■ Source information
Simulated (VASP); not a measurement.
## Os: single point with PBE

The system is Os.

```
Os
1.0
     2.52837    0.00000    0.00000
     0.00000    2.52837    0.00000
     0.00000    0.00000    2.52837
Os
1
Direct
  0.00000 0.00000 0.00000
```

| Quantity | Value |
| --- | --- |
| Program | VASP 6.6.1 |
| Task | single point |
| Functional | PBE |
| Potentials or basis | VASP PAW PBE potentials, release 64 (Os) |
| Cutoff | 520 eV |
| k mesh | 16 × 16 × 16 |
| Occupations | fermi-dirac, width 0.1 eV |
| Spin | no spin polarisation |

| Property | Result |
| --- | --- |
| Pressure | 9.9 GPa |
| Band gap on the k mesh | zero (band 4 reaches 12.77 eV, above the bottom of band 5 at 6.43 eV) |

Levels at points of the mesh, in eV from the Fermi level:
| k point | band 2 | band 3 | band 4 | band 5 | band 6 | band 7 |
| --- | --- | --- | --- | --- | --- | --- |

■ Activity
Your task is to set down all of the entries exactly as they appear.

■ Response box
Simulated (VASP); not a measurement.
## Os: single point with PBE

The system is Os.

```
Os
1.0
     2.52837    0.00000    0.00000
     0.00000    2.52837    0.00000
     0.00000    0.00000    2.52837
Os
1
Direct
  0.00000 0.00000 0.00000
```

| Quantity | Value |
| --- | --- |
| Program | VASP 6.6.1 |
| Task | single point |
| Functional | PBE |
| Potentials or basis | VASP PAW PBE potentials, release 64 (Os) |
| Cutoff | 520 eV |
| k mesh | 16 × 16 × 16 |
| Occupations | fermi-dirac, width 0.1 eV |
| Spin | no spin polarisation |

| Property | Result |
| --- | --- |
| Pressure | 9.9 GPa |
| Band gap on the k mesh | zero (band 4 reaches 12.77 eV, above the bottom of band 5 at 6.43 eV) |

Levels at points of the mesh, in eV from the Fermi level:
| k point | band 2 | band 3 | band 4 | band 5 | band 6 | band 7 |
| --- | --- | --- | --- | --- | --- | --- |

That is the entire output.